WORK TASK
When you retype the listing, keep every word exactly as it appears.

GIVEN DATA Block Start

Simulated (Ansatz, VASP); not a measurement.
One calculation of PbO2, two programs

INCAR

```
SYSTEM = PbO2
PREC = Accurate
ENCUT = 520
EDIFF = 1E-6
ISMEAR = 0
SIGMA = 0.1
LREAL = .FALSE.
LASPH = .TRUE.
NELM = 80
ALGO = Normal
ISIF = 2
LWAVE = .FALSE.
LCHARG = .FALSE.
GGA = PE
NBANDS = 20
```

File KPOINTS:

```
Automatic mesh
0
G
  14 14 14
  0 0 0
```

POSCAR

GIVEN DATA Block End

ANSWER BOX
Simulated (Ansatz, VASP); not a measurement.
One calculation of PbO2, two programs

INCAR

```
SYSTEM = PbO2
PREC = Accurate
ENCUT = 520
EDIFF = 1E-6
ISMEAR = 0
SIGMA = 0.1
LREAL = .FALSE.
LASPH = .TRUE.
NELM = 80
ALGO = Normal
ISIF = 2
LWAVE = .FALSE.
LCHARG = .FALSE.
GGA = PE
NBANDS = 20
```

File KPOINTS:

```
Automatic mesh
0
G
  14 14 14
  0 0 0
```

POSCAR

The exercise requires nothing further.